- Assigned task
Scan the records below for the line with "Method: DFT PBEsol, scalar-relativistic, plane" and the line with "Limits of the". Repeat those two lines and every line between them exactly, and nothing else.

##########

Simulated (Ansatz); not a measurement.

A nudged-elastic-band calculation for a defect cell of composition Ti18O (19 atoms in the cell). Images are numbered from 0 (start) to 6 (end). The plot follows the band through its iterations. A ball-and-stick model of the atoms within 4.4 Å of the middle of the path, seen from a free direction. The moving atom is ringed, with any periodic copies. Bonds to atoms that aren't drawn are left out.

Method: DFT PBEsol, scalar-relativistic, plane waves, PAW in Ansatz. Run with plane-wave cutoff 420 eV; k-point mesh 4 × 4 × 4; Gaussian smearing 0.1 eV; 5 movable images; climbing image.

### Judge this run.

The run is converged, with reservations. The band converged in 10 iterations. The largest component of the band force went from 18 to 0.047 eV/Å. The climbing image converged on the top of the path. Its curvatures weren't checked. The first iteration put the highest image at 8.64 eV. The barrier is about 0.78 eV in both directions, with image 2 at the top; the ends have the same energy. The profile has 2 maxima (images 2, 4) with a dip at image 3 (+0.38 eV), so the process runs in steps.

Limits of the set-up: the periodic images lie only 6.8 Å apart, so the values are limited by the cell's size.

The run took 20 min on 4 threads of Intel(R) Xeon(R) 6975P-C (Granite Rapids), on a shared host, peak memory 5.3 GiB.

##########

- Task output
Method: DFT PBEsol, scalar-relativistic, plane waves, PAW in Ansatz. Run with plane-wave cutoff 420 eV; k-point mesh 4 × 4 × 4; Gaussian smearing 0.1 eV; 5 movable images; climbing image.

### Judge this run.

The run is converged, with reservations. The band converged in 10 iterations. The largest component of the band force went from 18 to 0.047 eV/Å. The climbing image converged on the top of the path. Its curvatures weren't checked. The first iteration put the highest image at 8.64 eV. The barrier is about 0.78 eV in both directions, with image 2 at the top; the ends have the same energy. The profile has 2 maxima (images 2, 4) with a dip at image 3 (+0.38 eV), so the process runs in steps.

Limits of the set-up: the periodic images lie only 6.8 Å apart, so the values are limited by the cell's size.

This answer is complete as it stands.